» **Action item**
Would you please print the data a second time, exactly as it stands?

» **Dataset entries**
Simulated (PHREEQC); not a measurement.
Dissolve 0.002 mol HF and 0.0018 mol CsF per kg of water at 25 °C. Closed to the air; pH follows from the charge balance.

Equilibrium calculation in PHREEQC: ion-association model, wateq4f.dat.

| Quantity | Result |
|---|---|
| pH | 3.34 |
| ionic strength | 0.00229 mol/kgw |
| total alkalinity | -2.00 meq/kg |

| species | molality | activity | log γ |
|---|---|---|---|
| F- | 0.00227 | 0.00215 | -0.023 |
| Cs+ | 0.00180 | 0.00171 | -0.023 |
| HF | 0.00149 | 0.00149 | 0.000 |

» **Problem solution**
Simulated (PHREEQC); not a measurement.
Dissolve 0.002 mol HF and 0.0018 mol CsF per kg of water at 25 °C. Closed to the air; pH follows from the charge balance.

Equilibrium calculation in PHREEQC: ion-association model, wateq4f.dat.

| Quantity | Result |
|---|---|
| pH | 3.34 |
| ionic strength | 0.00229 mol/kgw |
| total alkalinity | -2.00 meq/kg |

| species | molality | activity | log γ |
|---|---|---|---|
| F- | 0.00227 | 0.00215 | -0.023 |
| Cs+ | 0.00180 | 0.00171 | -0.023 |
| HF | 0.00149 | 0.00149 | 0.000 |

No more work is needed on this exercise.